> [EXTRACTED RECORDS]
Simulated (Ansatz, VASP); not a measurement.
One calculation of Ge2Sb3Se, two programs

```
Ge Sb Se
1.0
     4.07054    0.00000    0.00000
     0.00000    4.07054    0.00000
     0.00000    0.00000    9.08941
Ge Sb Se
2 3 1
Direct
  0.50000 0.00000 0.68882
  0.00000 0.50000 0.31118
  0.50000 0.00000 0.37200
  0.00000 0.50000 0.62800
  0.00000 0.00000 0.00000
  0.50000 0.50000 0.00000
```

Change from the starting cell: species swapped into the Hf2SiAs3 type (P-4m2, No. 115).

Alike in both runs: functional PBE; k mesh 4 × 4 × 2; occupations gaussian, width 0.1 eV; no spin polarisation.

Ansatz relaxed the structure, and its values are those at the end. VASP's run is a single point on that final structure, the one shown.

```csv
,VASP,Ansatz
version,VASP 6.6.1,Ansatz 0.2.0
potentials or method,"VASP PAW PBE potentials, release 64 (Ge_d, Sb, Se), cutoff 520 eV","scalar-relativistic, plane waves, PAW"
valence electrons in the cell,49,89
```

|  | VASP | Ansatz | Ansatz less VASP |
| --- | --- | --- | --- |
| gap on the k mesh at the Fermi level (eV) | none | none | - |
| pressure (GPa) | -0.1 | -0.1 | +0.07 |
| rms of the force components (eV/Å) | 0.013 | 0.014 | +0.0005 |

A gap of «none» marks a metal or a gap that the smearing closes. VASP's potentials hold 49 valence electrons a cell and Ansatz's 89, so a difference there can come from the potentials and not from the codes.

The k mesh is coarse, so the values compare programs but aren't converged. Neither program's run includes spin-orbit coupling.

> [ACTION ITEM] Only the lines from the start of the data to the line holding "from the codes." are wanted; return them exactly, both ends included.

> [YOUR SOLUTION]
Simulated (Ansatz, VASP); not a measurement.
One calculation of Ge2Sb3Se, two programs

```
Ge Sb Se
1.0
     4.07054    0.00000    0.00000
     0.00000    4.07054    0.00000
     0.00000    0.00000    9.08941
Ge Sb Se
2 3 1
Direct
  0.50000 0.00000 0.68882
  0.00000 0.50000 0.31118
  0.50000 0.00000 0.37200
  0.00000 0.50000 0.62800
  0.00000 0.00000 0.00000
  0.50000 0.50000 0.00000
```

Change from the starting cell: species swapped into the Hf2SiAs3 type (P-4m2, No. 115).

Alike in both runs: functional PBE; k mesh 4 × 4 × 2; occupations gaussian, width 0.1 eV; no spin polarisation.

Ansatz relaxed the structure, and its values are those at the end. VASP's run is a single point on that final structure, the one shown.

```csv
,VASP,Ansatz
version,VASP 6.6.1,Ansatz 0.2.0
potentials or method,"VASP PAW PBE potentials, release 64 (Ge_d, Sb, Se), cutoff 520 eV","scalar-relativistic, plane waves, PAW"
valence electrons in the cell,49,89
```

|  | VASP | Ansatz | Ansatz less VASP |
| --- | --- | --- | --- |
| gap on the k mesh at the Fermi level (eV) | none | none | - |
| pressure (GPa) | -0.1 | -0.1 | +0.07 |
| rms of the force components (eV/Å) | 0.013 | 0.014 | +0.0005 |

A gap of «none» marks a metal or a gap that the smearing closes. VASP's potentials hold 49 valence electrons a cell and Ansatz's 89, so a difference there can come from the potentials and not from the codes.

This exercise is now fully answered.